## [Activity]
All records given below must be printed word for word.

## [Records provided]
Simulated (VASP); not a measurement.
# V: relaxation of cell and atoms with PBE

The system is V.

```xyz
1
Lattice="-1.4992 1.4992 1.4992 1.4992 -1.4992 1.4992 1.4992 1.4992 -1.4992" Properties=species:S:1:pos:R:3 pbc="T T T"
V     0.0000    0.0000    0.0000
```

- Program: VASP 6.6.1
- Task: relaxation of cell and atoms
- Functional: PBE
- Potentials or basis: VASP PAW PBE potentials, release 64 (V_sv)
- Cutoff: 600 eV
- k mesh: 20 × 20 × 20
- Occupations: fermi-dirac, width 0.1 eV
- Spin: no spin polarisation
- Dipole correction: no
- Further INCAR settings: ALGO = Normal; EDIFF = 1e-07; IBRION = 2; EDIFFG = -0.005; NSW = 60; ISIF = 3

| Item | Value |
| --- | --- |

## [Answer box]
Simulated (VASP); not a measurement.
# V: relaxation of cell and atoms with PBE

The system is V.

```xyz
1
Lattice="-1.4992 1.4992 1.4992 1.4992 -1.4992 1.4992 1.4992 1.4992 -1.4992" Properties=species:S:1:pos:R:3 pbc="T T T"
V     0.0000    0.0000    0.0000
```

- Program: VASP 6.6.1
- Task: relaxation of cell and atoms
- Functional: PBE
- Potentials or basis: VASP PAW PBE potentials, release 64 (V_sv)
- Cutoff: 600 eV
- k mesh: 20 × 20 × 20
- Occupations: fermi-dirac, width 0.1 eV
- Spin: no spin polarisation
- Dipole correction: no
- Further INCAR settings: ALGO = Normal; EDIFF = 1e-07; IBRION = 2; EDIFFG = -0.005; NSW = 60; ISIF = 3

| Item | Value |
| --- | --- |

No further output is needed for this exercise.